• [TASK ITEM] Print the listing below exactly. Leave nothing out.

• [EXCERPTED DATA]
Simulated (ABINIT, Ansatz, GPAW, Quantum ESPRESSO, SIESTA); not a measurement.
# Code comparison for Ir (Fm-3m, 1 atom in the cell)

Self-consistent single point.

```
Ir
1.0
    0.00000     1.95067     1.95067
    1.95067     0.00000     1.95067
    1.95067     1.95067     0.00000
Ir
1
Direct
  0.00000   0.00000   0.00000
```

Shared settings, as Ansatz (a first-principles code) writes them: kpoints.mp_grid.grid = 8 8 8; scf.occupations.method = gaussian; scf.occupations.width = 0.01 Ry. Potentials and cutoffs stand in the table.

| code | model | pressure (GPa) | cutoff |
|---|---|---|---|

• [TASK SOLUTION]
Simulated (ABINIT, Ansatz, GPAW, Quantum ESPRESSO, SIESTA); not a measurement.
# Code comparison for Ir (Fm-3m, 1 atom in the cell)

Self-consistent single point.

```
Ir
1.0
    0.00000     1.95067     1.95067
    1.95067     0.00000     1.95067
    1.95067     1.95067     0.00000
Ir
1
Direct
  0.00000   0.00000   0.00000
```

Shared settings, as Ansatz (a first-principles code) writes them: kpoints.mp_grid.grid = 8 8 8; scf.occupations.method = gaussian; scf.occupations.width = 0.01 Ry. Potentials and cutoffs stand in the table.

| code | model | pressure (GPa) | cutoff |
|---|---|---|---|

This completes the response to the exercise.